## Input data
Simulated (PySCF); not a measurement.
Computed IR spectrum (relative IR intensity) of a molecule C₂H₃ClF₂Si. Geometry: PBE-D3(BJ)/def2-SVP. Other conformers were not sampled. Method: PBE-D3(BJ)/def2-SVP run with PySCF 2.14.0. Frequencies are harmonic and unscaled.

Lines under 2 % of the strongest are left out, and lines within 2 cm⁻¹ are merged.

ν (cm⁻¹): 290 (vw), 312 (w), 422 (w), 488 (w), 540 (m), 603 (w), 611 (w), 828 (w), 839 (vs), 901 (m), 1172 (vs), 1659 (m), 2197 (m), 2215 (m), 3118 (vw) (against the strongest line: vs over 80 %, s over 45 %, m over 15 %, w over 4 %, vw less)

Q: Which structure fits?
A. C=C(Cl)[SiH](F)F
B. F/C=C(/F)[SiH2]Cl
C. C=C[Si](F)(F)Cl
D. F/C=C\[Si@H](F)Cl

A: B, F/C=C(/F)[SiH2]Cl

## Action item
Output the first line of the entries above and every line after it, exactly as written, ending with the line that contains "Lines under 2".

## Solution
Simulated (PySCF); not a measurement.
Computed IR spectrum (relative IR intensity) of a molecule C₂H₃ClF₂Si. Geometry: PBE-D3(BJ)/def2-SVP. Other conformers were not sampled. Method: PBE-D3(BJ)/def2-SVP run with PySCF 2.14.0. Frequencies are harmonic and unscaled.

Lines under 2 % of the strongest are left out, and lines within 2 cm⁻¹ are merged.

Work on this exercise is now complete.